> [Exercise]:
Could you write out the opening lines of the data, word for word, stopping after the line that contains "-0.19 GPa, no gap."?

> [Supplied material]:
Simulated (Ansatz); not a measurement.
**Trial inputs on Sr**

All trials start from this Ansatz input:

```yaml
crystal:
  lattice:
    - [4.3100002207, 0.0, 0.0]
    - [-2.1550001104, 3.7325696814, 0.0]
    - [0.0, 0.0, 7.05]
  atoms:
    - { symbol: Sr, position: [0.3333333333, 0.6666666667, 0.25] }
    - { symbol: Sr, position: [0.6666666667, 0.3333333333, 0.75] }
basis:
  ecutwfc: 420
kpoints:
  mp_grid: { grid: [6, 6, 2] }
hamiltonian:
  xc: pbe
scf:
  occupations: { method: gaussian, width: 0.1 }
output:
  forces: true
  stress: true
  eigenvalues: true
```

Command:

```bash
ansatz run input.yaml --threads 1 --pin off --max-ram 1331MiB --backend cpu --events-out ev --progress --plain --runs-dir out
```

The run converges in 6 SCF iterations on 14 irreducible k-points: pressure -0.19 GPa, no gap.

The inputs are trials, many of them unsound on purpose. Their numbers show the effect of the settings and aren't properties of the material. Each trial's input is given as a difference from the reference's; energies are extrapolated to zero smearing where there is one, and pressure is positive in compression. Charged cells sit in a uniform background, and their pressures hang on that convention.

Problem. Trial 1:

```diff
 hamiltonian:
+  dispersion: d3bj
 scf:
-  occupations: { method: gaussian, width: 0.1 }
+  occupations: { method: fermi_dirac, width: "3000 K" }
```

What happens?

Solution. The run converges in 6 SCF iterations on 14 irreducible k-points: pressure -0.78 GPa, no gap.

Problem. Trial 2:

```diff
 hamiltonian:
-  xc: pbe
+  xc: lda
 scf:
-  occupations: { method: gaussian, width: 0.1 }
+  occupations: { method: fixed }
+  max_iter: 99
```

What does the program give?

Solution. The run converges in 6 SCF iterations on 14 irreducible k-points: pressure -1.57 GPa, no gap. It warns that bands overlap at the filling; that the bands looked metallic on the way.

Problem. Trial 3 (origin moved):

> [Worked solution]:
Simulated (Ansatz); not a measurement.
**Trial inputs on Sr**

All trials start from this Ansatz input:

```yaml
crystal:
  lattice:
    - [4.3100002207, 0.0, 0.0]
    - [-2.1550001104, 3.7325696814, 0.0]
    - [0.0, 0.0, 7.05]
  atoms:
    - { symbol: Sr, position: [0.3333333333, 0.6666666667, 0.25] }
    - { symbol: Sr, position: [0.6666666667, 0.3333333333, 0.75] }
basis:
  ecutwfc: 420
kpoints:
  mp_grid: { grid: [6, 6, 2] }
hamiltonian:
  xc: pbe
scf:
  occupations: { method: gaussian, width: 0.1 }
output:
  forces: true
  stress: true
  eigenvalues: true
```

Command:

```bash
ansatz run input.yaml --threads 1 --pin off --max-ram 1331MiB --backend cpu --events-out ev --progress --plain --runs-dir out
```

The run converges in 6 SCF iterations on 14 irreducible k-points: pressure -0.19 GPa, no gap.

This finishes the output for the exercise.